Record extracts
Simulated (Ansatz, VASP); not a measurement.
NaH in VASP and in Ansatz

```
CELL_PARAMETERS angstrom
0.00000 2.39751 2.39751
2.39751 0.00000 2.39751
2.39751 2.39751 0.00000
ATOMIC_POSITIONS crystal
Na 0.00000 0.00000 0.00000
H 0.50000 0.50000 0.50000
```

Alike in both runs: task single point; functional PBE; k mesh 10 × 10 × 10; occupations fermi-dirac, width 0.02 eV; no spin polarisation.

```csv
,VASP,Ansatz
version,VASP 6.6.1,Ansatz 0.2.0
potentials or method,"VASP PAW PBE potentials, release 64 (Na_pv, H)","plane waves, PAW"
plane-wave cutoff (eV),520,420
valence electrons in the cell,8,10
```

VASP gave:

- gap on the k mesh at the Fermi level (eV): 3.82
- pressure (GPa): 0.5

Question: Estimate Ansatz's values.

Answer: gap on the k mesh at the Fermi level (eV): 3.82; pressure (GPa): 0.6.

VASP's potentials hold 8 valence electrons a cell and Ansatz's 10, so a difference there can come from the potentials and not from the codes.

Activity
Please write out the material word for word from its first line through the line holding "Answer: gap on", including both, and no line past it.

Result
Simulated (Ansatz, VASP); not a measurement.
NaH in VASP and in Ansatz

```
CELL_PARAMETERS angstrom
0.00000 2.39751 2.39751
2.39751 0.00000 2.39751
2.39751 2.39751 0.00000
ATOMIC_POSITIONS crystal
Na 0.00000 0.00000 0.00000
H 0.50000 0.50000 0.50000
```

Alike in both runs: task single point; functional PBE; k mesh 10 × 10 × 10; occupations fermi-dirac, width 0.02 eV; no spin polarisation.

```csv
,VASP,Ansatz
version,VASP 6.6.1,Ansatz 0.2.0
potentials or method,"VASP PAW PBE potentials, release 64 (Na_pv, H)","plane waves, PAW"
plane-wave cutoff (eV),520,420
valence electrons in the cell,8,10
```

VASP gave:

- gap on the k mesh at the Fermi level (eV): 3.82
- pressure (GPa): 0.5

Question: Estimate Ansatz's values.

Answer: gap on the k mesh at the Fermi level (eV): 3.82; pressure (GPa): 0.6.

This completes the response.